**ASSIGNMENT:**
Using the listing below, set down each line from the line containing "Feed: 1 mol" through the line containing "log p: log10", both ends included, exactly and with nothing added.

**INPUT DATA:**
- - -

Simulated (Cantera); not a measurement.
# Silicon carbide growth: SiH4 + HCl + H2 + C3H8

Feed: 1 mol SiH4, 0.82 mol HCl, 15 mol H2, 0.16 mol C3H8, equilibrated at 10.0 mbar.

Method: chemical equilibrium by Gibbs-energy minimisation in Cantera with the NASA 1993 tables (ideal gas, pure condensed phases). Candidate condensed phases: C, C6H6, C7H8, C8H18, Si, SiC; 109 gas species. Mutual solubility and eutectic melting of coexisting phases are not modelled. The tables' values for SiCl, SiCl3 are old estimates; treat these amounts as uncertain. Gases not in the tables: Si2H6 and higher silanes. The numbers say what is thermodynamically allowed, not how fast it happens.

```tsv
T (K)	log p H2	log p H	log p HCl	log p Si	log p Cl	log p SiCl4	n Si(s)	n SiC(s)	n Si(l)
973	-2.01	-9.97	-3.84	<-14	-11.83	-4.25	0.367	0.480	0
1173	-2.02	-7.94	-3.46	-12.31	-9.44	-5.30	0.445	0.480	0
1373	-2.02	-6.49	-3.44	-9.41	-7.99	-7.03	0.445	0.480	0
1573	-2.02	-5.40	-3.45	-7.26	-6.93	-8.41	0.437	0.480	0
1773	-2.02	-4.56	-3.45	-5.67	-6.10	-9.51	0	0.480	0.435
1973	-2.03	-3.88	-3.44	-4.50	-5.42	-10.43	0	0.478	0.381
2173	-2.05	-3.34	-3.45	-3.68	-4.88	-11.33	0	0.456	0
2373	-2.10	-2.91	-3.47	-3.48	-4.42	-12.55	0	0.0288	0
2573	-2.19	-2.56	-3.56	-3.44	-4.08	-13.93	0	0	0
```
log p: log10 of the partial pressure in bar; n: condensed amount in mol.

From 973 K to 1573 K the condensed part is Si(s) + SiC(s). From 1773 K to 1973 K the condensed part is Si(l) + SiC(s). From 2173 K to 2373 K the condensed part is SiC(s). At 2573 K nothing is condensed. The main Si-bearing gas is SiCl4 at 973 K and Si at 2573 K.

- - -

**WORKED SOLUTION:**
Feed: 1 mol SiH4, 0.82 mol HCl, 15 mol H2, 0.16 mol C3H8, equilibrated at 10.0 mbar.

Method: chemical equilibrium by Gibbs-energy minimisation in Cantera with the NASA 1993 tables (ideal gas, pure condensed phases). Candidate condensed phases: C, C6H6, C7H8, C8H18, Si, SiC; 109 gas species. Mutual solubility and eutectic melting of coexisting phases are not modelled. The tables' values for SiCl, SiCl3 are old estimates; treat these amounts as uncertain. Gases not in the tables: Si2H6 and higher silanes. The numbers say what is thermodynamically allowed, not how fast it happens.

```tsv
T (K)	log p H2	log p H	log p HCl	log p Si	log p Cl	log p SiCl4	n Si(s)	n SiC(s)	n Si(l)
973	-2.01	-9.97	-3.84	<-14	-11.83	-4.25	0.367	0.480	0
1173	-2.02	-7.94	-3.46	-12.31	-9.44	-5.30	0.445	0.480	0
1373	-2.02	-6.49	-3.44	-9.41	-7.99	-7.03	0.445	0.480	0
1573	-2.02	-5.40	-3.45	-7.26	-6.93	-8.41	0.437	0.480	0
1773	-2.02	-4.56	-3.45	-5.67	-6.10	-9.51	0	0.480	0.435
1973	-2.03	-3.88	-3.44	-4.50	-5.42	-10.43	0	0.478	0.381
2173	-2.05	-3.34	-3.45	-3.68	-4.88	-11.33	0	0.456	0
2373	-2.10	-2.91	-3.47	-3.48	-4.42	-12.55	0	0.0288	0
2573	-2.19	-2.56	-3.56	-3.44	-4.08	-13.93	0	0	0
```
log p: log10 of the partial pressure in bar; n: condensed amount in mol.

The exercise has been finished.